──────

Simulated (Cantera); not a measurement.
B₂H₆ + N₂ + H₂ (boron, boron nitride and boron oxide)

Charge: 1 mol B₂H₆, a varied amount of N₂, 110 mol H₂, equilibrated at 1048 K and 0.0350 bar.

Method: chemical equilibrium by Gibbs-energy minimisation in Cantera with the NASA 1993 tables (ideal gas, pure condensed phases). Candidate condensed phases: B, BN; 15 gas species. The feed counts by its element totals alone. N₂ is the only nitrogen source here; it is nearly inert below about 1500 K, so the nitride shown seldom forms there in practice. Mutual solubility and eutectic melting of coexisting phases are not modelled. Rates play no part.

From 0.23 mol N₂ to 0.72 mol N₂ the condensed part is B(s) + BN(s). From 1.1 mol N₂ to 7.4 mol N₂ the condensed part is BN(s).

──────

Copy all the entries verbatim.

Simulated (Cantera); not a measurement.
B₂H₆ + N₂ + H₂ (boron, boron nitride and boron oxide)

Charge: 1 mol B₂H₆, a varied amount of N₂, 110 mol H₂, equilibrated at 1048 K and 0.0350 bar.

Method: chemical equilibrium by Gibbs-energy minimisation in Cantera with the NASA 1993 tables (ideal gas, pure condensed phases). Candidate condensed phases: B, BN; 15 gas species. The feed counts by its element totals alone. N₂ is the only nitrogen source here; it is nearly inert below about 1500 K, so the nitride shown seldom forms there in practice. Mutual solubility and eutectic melting of coexisting phases are not modelled. Rates play no part.

From 0.23 mol N₂ to 0.72 mol N₂ the condensed part is B(s) + BN(s). From 1.1 mol N₂ to 7.4 mol N₂ the condensed part is BN(s).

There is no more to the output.